> **RECORDS SUPPLIED**:
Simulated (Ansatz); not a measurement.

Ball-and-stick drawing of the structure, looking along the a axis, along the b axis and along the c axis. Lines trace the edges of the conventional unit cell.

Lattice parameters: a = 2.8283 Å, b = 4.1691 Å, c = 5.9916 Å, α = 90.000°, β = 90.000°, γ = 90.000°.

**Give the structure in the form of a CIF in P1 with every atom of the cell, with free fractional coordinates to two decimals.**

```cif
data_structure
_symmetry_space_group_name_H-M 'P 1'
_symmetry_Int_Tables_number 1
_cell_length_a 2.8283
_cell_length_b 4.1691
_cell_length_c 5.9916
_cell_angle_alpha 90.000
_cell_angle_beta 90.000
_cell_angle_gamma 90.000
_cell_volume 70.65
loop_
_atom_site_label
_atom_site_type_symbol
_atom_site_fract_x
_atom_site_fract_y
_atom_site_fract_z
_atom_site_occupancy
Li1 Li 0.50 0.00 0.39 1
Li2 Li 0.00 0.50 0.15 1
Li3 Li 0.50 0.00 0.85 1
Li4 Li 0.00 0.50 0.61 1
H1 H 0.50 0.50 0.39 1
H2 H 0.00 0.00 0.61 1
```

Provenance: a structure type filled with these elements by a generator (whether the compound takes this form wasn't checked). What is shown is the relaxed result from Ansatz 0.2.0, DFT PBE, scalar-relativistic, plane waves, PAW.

> **WORK ITEM**:
Repeat every entry exactly as written above.

> **EXERCISE RESULT**:
Simulated (Ansatz); not a measurement.

Ball-and-stick drawing of the structure, looking along the a axis, along the b axis and along the c axis. Lines trace the edges of the conventional unit cell.

Lattice parameters: a = 2.8283 Å, b = 4.1691 Å, c = 5.9916 Å, α = 90.000°, β = 90.000°, γ = 90.000°.

**Give the structure in the form of a CIF in P1 with every atom of the cell, with free fractional coordinates to two decimals.**

```cif
data_structure
_symmetry_space_group_name_H-M 'P 1'
_symmetry_Int_Tables_number 1
_cell_length_a 2.8283
_cell_length_b 4.1691
_cell_length_c 5.9916
_cell_angle_alpha 90.000
_cell_angle_beta 90.000
_cell_angle_gamma 90.000
_cell_volume 70.65
loop_
_atom_site_label
_atom_site_type_symbol
_atom_site_fract_x
_atom_site_fract_y
_atom_site_fract_z
_atom_site_occupancy
Li1 Li 0.50 0.00 0.39 1
Li2 Li 0.00 0.50 0.15 1
Li3 Li 0.50 0.00 0.85 1
Li4 Li 0.00 0.50 0.61 1
H1 H 0.50 0.50 0.39 1
H2 H 0.00 0.00 0.61 1
```

Provenance: a structure type filled with these elements by a generator (whether the compound takes this form wasn't checked). What is shown is the relaxed result from Ansatz 0.2.0, DFT PBE, scalar-relativistic, plane waves, PAW.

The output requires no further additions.